**Data extracts**
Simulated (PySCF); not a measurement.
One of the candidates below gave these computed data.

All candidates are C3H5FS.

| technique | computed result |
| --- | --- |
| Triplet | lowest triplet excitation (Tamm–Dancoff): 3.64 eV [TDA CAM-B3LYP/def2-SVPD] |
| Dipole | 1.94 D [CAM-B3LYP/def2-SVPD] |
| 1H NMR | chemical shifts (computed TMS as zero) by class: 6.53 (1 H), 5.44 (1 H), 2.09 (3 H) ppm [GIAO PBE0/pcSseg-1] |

**Assigned task**
Line by line, transcribe the material exactly.

**Task result**
Simulated (PySCF); not a measurement.
One of the candidates below gave these computed data.

All candidates are C3H5FS.

| technique | computed result |
| --- | --- |
| Triplet | lowest triplet excitation (Tamm–Dancoff): 3.64 eV [TDA CAM-B3LYP/def2-SVPD] |
| Dipole | 1.94 D [CAM-B3LYP/def2-SVPD] |
| 1H NMR | chemical shifts (computed TMS as zero) by class: 6.53 (1 H), 5.44 (1 H), 2.09 (3 H) ppm [GIAO PBE0/pcSseg-1] |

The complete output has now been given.